▶ [Work task]:
Take the lines from the beginning of the data below through the line holding "Task: Which values does VASP return?" and return exactly those.

▶ [Provided data]:
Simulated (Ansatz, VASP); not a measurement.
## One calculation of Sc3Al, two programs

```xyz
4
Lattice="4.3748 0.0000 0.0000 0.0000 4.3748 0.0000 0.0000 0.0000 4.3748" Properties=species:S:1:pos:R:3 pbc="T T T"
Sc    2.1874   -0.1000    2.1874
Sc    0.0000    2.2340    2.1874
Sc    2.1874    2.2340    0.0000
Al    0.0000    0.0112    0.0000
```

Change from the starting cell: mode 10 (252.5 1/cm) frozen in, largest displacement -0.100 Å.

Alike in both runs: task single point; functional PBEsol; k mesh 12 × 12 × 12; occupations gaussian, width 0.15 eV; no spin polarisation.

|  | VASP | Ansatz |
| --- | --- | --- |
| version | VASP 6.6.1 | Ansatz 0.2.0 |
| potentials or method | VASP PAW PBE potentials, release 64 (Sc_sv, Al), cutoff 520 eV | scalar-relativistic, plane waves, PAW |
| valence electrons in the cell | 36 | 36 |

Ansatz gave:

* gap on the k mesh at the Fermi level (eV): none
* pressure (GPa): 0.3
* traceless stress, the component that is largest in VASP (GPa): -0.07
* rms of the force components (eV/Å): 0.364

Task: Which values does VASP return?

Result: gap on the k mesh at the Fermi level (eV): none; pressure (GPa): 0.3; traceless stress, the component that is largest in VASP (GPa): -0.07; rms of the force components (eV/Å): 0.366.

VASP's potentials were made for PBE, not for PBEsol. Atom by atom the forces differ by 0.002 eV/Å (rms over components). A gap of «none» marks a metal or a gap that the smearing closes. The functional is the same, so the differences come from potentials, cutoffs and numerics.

▶ [Answer space]:
Simulated (Ansatz, VASP); not a measurement.
## One calculation of Sc3Al, two programs

```xyz
4
Lattice="4.3748 0.0000 0.0000 0.0000 4.3748 0.0000 0.0000 0.0000 4.3748" Properties=species:S:1:pos:R:3 pbc="T T T"
Sc    2.1874   -0.1000    2.1874
Sc    0.0000    2.2340    2.1874
Sc    2.1874    2.2340    0.0000
Al    0.0000    0.0112    0.0000
```

Change from the starting cell: mode 10 (252.5 1/cm) frozen in, largest displacement -0.100 Å.

Alike in both runs: task single point; functional PBEsol; k mesh 12 × 12 × 12; occupations gaussian, width 0.15 eV; no spin polarisation.

|  | VASP | Ansatz |
| --- | --- | --- |
| version | VASP 6.6.1 | Ansatz 0.2.0 |
| potentials or method | VASP PAW PBE potentials, release 64 (Sc_sv, Al), cutoff 520 eV | scalar-relativistic, plane waves, PAW |
| valence electrons in the cell | 36 | 36 |

Ansatz gave:

* gap on the k mesh at the Fermi level (eV): none
* pressure (GPa): 0.3
* traceless stress, the component that is largest in VASP (GPa): -0.07
* rms of the force components (eV/Å): 0.364

Task: Which values does VASP return?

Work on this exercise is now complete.